### [WORK ITEM]
This exercise calls for the line with "- system: a", the line with "Hardware: 1 CPU thread, shared host.", and all lines between them in the material below, output exactly and with no other lines.

—————
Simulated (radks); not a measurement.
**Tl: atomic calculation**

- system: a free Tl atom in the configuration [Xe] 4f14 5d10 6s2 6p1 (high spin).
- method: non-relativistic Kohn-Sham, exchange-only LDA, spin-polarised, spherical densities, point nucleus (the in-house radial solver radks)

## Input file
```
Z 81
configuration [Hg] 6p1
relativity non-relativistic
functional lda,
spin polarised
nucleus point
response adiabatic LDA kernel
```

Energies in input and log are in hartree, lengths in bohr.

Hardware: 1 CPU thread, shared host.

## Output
—————

### [SOLUTION]
- system: a free Tl atom in the configuration [Xe] 4f14 5d10 6s2 6p1 (high spin).
- method: non-relativistic Kohn-Sham, exchange-only LDA, spin-polarised, spherical densities, point nucleus (the in-house radial solver radks)

## Input file
```
Z 81
configuration [Hg] 6p1
relativity non-relativistic
functional lda,
spin polarised
nucleus point
response adiabatic LDA kernel
```

Energies in input and log are in hartree, lengths in bohr.

Hardware: 1 CPU thread, shared host.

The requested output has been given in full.